_Assignment_
Each of the entries should be output exactly, with nothing left out.

[[ Data under study, beginning ]]

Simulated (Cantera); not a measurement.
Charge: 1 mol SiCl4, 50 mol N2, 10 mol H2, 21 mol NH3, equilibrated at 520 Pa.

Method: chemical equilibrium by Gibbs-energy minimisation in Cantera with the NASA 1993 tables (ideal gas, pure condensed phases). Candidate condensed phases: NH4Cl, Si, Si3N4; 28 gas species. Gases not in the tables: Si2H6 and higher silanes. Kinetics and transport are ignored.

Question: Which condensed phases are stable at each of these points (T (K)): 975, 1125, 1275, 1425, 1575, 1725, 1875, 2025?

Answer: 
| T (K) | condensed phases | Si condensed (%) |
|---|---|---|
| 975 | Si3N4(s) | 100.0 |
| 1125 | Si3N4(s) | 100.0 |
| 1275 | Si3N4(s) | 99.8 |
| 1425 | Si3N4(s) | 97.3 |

[[ Data under study, end ]]

_Written solution_
Simulated (Cantera); not a measurement.
Charge: 1 mol SiCl4, 50 mol N2, 10 mol H2, 21 mol NH3, equilibrated at 520 Pa.

Method: chemical equilibrium by Gibbs-energy minimisation in Cantera with the NASA 1993 tables (ideal gas, pure condensed phases). Candidate condensed phases: NH4Cl, Si, Si3N4; 28 gas species. Gases not in the tables: Si2H6 and higher silanes. Kinetics and transport are ignored.

Question: Which condensed phases are stable at each of these points (T (K)): 975, 1125, 1275, 1425, 1575, 1725, 1875, 2025?

Answer: 
| T (K) | condensed phases | Si condensed (%) |
|---|---|---|
| 975 | Si3N4(s) | 100.0 |
| 1125 | Si3N4(s) | 100.0 |
| 1275 | Si3N4(s) | 99.8 |
| 1425 | Si3N4(s) | 97.3 |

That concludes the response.